■ Recorded data ■
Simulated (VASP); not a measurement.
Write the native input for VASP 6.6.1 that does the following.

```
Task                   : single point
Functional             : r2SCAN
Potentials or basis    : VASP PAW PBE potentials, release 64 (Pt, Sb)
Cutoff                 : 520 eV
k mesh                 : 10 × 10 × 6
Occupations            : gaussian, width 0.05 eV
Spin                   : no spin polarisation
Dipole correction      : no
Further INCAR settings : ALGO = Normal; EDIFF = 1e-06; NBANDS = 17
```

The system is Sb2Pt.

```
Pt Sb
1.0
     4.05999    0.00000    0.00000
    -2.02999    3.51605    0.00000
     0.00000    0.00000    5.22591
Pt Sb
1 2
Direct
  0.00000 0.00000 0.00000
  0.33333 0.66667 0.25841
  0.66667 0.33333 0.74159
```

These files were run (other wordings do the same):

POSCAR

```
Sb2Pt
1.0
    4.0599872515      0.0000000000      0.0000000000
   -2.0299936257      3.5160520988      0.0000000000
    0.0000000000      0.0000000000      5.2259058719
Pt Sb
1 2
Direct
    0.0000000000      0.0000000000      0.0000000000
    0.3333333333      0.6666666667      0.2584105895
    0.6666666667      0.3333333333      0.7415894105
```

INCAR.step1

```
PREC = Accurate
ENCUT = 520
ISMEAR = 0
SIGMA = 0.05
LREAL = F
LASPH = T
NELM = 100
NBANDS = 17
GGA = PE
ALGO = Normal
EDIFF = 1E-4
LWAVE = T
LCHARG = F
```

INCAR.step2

■ Task item ■
Extract all of the data exactly as written.

■ Answer space ■
Simulated (VASP); not a measurement.
Write the native input for VASP 6.6.1 that does the following.

```
Task                   : single point
Functional             : r2SCAN
Potentials or basis    : VASP PAW PBE potentials, release 64 (Pt, Sb)
Cutoff                 : 520 eV
k mesh                 : 10 × 10 × 6
Occupations            : gaussian, width 0.05 eV
Spin                   : no spin polarisation
Dipole correction      : no
Further INCAR settings : ALGO = Normal; EDIFF = 1e-06; NBANDS = 17
```

The system is Sb2Pt.

```
Pt Sb
1.0
     4.05999    0.00000    0.00000
    -2.02999    3.51605    0.00000
     0.00000    0.00000    5.22591
Pt Sb
1 2
Direct
  0.00000 0.00000 0.00000
  0.33333 0.66667 0.25841
  0.66667 0.33333 0.74159
```

These files were run (other wordings do the same):

POSCAR

```
Sb2Pt
1.0
    4.0599872515      0.0000000000      0.0000000000
   -2.0299936257      3.5160520988      0.0000000000
    0.0000000000      0.0000000000      5.2259058719
Pt Sb
1 2
Direct
    0.0000000000      0.0000000000      0.0000000000
    0.3333333333      0.6666666667      0.2584105895
    0.6666666667      0.3333333333      0.7415894105
```

INCAR.step1

```
PREC = Accurate
ENCUT = 520
ISMEAR = 0
SIGMA = 0.05
LREAL = F
LASPH = T
NELM = 100
NBANDS = 17
GGA = PE
ALGO = Normal
EDIFF = 1E-4
LWAVE = T
LCHARG = F
```

INCAR.step2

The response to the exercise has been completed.